» Assigned task
Give back exactly the lines from the start of the listing to the line containing "Result: About 2.0", inclusive, and nothing beyond them.

» Source data
--- START ---

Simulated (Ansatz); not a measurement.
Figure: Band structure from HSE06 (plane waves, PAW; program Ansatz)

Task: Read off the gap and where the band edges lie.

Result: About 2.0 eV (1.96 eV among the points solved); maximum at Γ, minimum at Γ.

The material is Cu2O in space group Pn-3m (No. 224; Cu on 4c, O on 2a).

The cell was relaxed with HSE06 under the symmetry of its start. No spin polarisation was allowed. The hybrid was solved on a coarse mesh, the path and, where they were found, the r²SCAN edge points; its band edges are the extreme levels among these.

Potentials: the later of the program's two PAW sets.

--- END ---

» Response area
Simulated (Ansatz); not a measurement.
Figure: Band structure from HSE06 (plane waves, PAW; program Ansatz)

Task: Read off the gap and where the band edges lie.

Result: About 2.0 eV (1.96 eV among the points solved); maximum at Γ, minimum at Γ.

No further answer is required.